→ ACTION ITEM:
Please retype the records below exactly, from the first line down to and including the line with "The energy per atom (σ→0) is".

→ LISTED RECORDS:
==========
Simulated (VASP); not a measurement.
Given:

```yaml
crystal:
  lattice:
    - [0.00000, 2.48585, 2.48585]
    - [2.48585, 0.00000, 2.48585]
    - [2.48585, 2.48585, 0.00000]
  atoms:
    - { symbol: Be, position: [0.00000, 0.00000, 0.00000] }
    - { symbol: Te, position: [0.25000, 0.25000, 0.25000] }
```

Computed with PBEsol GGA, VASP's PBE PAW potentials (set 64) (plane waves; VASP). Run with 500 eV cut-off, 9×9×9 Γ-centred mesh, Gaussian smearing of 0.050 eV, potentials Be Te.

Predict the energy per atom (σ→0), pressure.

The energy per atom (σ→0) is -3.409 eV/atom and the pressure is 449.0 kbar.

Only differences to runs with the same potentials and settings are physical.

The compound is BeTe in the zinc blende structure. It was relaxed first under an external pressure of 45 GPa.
==========

→ EXERCISE RESULT:
Simulated (VASP); not a measurement.
Given:

```yaml
crystal:
  lattice:
    - [0.00000, 2.48585, 2.48585]
    - [2.48585, 0.00000, 2.48585]
    - [2.48585, 2.48585, 0.00000]
  atoms:
    - { symbol: Be, position: [0.00000, 0.00000, 0.00000] }
    - { symbol: Te, position: [0.25000, 0.25000, 0.25000] }
```

Computed with PBEsol GGA, VASP's PBE PAW potentials (set 64) (plane waves; VASP). Run with 500 eV cut-off, 9×9×9 Γ-centred mesh, Gaussian smearing of 0.050 eV, potentials Be Te.

Predict the energy per atom (σ→0), pressure.

The energy per atom (σ→0) is -3.409 eV/atom and the pressure is 449.0 kbar.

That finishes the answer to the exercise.